============================================================

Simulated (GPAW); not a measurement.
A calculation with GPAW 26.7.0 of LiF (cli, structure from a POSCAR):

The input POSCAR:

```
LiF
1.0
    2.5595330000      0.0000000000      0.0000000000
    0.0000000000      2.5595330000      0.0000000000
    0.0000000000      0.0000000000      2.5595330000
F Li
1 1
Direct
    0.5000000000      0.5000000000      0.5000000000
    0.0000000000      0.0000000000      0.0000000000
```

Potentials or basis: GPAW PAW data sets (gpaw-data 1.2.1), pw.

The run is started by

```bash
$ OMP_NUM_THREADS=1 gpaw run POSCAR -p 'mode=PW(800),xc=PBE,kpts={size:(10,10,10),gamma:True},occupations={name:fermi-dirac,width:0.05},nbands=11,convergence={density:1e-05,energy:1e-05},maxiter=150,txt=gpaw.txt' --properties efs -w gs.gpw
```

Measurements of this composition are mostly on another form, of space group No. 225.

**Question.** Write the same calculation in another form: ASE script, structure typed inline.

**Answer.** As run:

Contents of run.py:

============================================================

■ ACTION ITEM
Your answer must be every record above, retyped exactly.

■ TASK ANSWER
Simulated (GPAW); not a measurement.
A calculation with GPAW 26.7.0 of LiF (cli, structure from a POSCAR):

The input POSCAR:

```
LiF
1.0
    2.5595330000      0.0000000000      0.0000000000
    0.0000000000      2.5595330000      0.0000000000
    0.0000000000      0.0000000000      2.5595330000
F Li
1 1
Direct
    0.5000000000      0.5000000000      0.5000000000
    0.0000000000      0.0000000000      0.0000000000
```

Potentials or basis: GPAW PAW data sets (gpaw-data 1.2.1), pw.

The run is started by

```bash
$ OMP_NUM_THREADS=1 gpaw run POSCAR -p 'mode=PW(800),xc=PBE,kpts={size:(10,10,10),gamma:True},occupations={name:fermi-dirac,width:0.05},nbands=11,convergence={density:1e-05,energy:1e-05},maxiter=150,txt=gpaw.txt' --properties efs -w gs.gpw
```

Measurements of this composition are mostly on another form, of space group No. 225.

**Question.** Write the same calculation in another form: ASE script, structure typed inline.

**Answer.** As run:

Contents of run.py:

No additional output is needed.